__RECORDS PROVIDED__:
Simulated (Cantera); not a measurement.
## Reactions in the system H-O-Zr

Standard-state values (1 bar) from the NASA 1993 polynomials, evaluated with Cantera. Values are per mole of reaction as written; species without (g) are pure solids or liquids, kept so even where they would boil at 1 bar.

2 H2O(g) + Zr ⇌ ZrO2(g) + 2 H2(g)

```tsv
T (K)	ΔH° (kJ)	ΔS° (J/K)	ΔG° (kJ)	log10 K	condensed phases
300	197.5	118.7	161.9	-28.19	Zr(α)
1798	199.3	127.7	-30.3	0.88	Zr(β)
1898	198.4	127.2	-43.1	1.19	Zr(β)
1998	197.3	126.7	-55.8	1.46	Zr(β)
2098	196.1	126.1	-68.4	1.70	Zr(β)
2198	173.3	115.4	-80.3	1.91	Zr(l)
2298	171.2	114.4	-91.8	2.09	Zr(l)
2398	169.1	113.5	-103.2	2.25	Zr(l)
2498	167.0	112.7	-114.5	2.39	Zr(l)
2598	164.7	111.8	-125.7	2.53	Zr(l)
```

__BRIEF__: Please return the lines above exactly, from the first one down to the line with "## Reactions in the system H-O-Zr", and stop after that line.

__EXERCISE SOLUTION__:
Simulated (Cantera); not a measurement.
## Reactions in the system H-O-Zr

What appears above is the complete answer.